::: ENTRIES SHOWN :::
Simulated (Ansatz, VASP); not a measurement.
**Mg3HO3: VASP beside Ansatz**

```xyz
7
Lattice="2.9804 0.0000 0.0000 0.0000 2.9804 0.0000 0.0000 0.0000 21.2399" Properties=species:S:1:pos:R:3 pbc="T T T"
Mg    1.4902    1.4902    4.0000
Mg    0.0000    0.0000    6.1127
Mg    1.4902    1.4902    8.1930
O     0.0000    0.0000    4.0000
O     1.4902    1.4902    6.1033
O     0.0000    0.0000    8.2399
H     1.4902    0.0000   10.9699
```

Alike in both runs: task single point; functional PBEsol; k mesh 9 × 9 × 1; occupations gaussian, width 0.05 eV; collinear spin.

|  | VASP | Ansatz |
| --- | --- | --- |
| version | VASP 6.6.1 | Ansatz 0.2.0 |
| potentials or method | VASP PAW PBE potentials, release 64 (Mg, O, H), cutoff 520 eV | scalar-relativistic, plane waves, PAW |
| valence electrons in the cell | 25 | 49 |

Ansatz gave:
:::

__WORK ORDER__. Copy exactly the lines above, starting at the opening line and finishing at the line in which "cell | 25 | 49 |" occurs.

__EXERCISE OUTPUT__.
Simulated (Ansatz, VASP); not a measurement.
**Mg3HO3: VASP beside Ansatz**

```xyz
7
Lattice="2.9804 0.0000 0.0000 0.0000 2.9804 0.0000 0.0000 0.0000 21.2399" Properties=species:S:1:pos:R:3 pbc="T T T"
Mg    1.4902    1.4902    4.0000
Mg    0.0000    0.0000    6.1127
Mg    1.4902    1.4902    8.1930
O     0.0000    0.0000    4.0000
O     1.4902    1.4902    6.1033
O     0.0000    0.0000    8.2399
H     1.4902    0.0000   10.9699
```

Alike in both runs: task single point; functional PBEsol; k mesh 9 × 9 × 1; occupations gaussian, width 0.05 eV; collinear spin.

|  | VASP | Ansatz |
| --- | --- | --- |
| version | VASP 6.6.1 | Ansatz 0.2.0 |
| potentials or method | VASP PAW PBE potentials, release 64 (Mg, O, H), cutoff 520 eV | scalar-relativistic, plane waves, PAW |
| valence electrons in the cell | 25 | 49 |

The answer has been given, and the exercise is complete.